» **Requirement**
Everything from the first line of the material below through the line containing "One more single" must be retyped exactly, and nothing past it.

──────────────────────────────
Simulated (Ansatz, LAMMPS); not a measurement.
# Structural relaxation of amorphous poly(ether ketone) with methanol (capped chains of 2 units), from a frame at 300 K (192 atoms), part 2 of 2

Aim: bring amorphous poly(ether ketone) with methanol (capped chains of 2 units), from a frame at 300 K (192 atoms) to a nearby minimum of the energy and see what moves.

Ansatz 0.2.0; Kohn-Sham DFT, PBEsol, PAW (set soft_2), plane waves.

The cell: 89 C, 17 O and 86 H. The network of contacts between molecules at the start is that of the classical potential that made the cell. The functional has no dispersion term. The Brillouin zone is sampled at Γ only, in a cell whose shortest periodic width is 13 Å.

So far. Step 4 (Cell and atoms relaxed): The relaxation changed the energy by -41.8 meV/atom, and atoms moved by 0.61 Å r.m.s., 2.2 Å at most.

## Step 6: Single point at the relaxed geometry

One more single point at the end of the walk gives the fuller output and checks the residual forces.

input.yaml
──────────────────────────────

» **Task answer**
Simulated (Ansatz, LAMMPS); not a measurement.
# Structural relaxation of amorphous poly(ether ketone) with methanol (capped chains of 2 units), from a frame at 300 K (192 atoms), part 2 of 2

Aim: bring amorphous poly(ether ketone) with methanol (capped chains of 2 units), from a frame at 300 K (192 atoms) to a nearby minimum of the energy and see what moves.

Ansatz 0.2.0; Kohn-Sham DFT, PBEsol, PAW (set soft_2), plane waves.

The cell: 89 C, 17 O and 86 H. The network of contacts between molecules at the start is that of the classical potential that made the cell. The functional has no dispersion term. The Brillouin zone is sampled at Γ only, in a cell whose shortest periodic width is 13 Å.

So far. Step 4 (Cell and atoms relaxed): The relaxation changed the energy by -41.8 meV/atom, and atoms moved by 0.61 Å r.m.s., 2.2 Å at most.

## Step 6: Single point at the relaxed geometry

One more single point at the end of the walk gives the fuller output and checks the residual forces.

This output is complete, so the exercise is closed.